Assigned task -> Please repeat all the entries. Nothing may differ.

━━━━━━

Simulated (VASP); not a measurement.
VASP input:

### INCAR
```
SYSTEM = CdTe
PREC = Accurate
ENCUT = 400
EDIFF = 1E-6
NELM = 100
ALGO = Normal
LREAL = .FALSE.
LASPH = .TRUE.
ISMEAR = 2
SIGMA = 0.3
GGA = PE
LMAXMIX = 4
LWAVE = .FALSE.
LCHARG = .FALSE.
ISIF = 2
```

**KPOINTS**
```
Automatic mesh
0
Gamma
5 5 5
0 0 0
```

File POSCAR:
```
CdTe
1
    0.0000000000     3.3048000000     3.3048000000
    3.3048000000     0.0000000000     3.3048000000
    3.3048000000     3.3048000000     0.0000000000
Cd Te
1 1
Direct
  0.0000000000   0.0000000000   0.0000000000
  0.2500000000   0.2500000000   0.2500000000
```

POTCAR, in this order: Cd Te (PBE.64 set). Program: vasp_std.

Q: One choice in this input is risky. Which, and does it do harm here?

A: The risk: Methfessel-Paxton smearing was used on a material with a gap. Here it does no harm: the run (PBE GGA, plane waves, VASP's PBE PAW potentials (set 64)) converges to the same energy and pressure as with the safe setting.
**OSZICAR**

━━━━━━

Problem solution ->
Simulated (VASP); not a measurement.
VASP input:

### INCAR
```
SYSTEM = CdTe
PREC = Accurate
ENCUT = 400
EDIFF = 1E-6
NELM = 100
ALGO = Normal
LREAL = .FALSE.
LASPH = .TRUE.
ISMEAR = 2
SIGMA = 0.3
GGA = PE
LMAXMIX = 4
LWAVE = .FALSE.
LCHARG = .FALSE.
ISIF = 2
```

**KPOINTS**
```
Automatic mesh
0
Gamma
5 5 5
0 0 0
```

File POSCAR:
```
CdTe
1
    0.0000000000     3.3048000000     3.3048000000
    3.3048000000     0.0000000000     3.3048000000
    3.3048000000     3.3048000000     0.0000000000
Cd Te
1 1
Direct
  0.0000000000   0.0000000000   0.0000000000
  0.2500000000   0.2500000000   0.2500000000
```

POTCAR, in this order: Cd Te (PBE.64 set). Program: vasp_std.

Q: One choice in this input is risky. Which, and does it do harm here?

A: The risk: Methfessel-Paxton smearing was used on a material with a gap. Here it does no harm: the run (PBE GGA, plane waves, VASP's PBE PAW potentials (set 64)) converges to the same energy and pressure as with the safe setting.
**OSZICAR**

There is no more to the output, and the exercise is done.